→ **WORK ORDER**
Below are records; reproduce exactly the lines from the one that has "Calculation: LDA (Ceperley-Alder, Perdew-Zunger), VASP's" through the one that has "Q: What is the", ends included, and nothing more.

##### EXTRACTED MATERIAL

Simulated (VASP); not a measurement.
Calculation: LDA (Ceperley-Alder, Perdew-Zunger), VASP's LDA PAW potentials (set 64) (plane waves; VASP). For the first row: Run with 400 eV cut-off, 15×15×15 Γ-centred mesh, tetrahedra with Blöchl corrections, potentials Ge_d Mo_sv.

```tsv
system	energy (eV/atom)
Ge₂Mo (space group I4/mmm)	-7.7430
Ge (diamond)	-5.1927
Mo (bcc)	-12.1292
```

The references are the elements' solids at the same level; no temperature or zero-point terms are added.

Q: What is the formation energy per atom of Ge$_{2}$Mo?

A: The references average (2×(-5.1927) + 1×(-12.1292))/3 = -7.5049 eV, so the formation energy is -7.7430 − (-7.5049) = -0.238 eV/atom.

##########

→ **TASK SOLUTION**
Calculation: LDA (Ceperley-Alder, Perdew-Zunger), VASP's LDA PAW potentials (set 64) (plane waves; VASP). For the first row: Run with 400 eV cut-off, 15×15×15 Γ-centred mesh, tetrahedra with Blöchl corrections, potentials Ge_d Mo_sv.

```tsv
system	energy (eV/atom)
Ge₂Mo (space group I4/mmm)	-7.7430
Ge (diamond)	-5.1927
Mo (bcc)	-12.1292
```

The references are the elements' solids at the same level; no temperature or zero-point terms are added.

Q: What is the formation energy per atom of Ge$_{2}$Mo?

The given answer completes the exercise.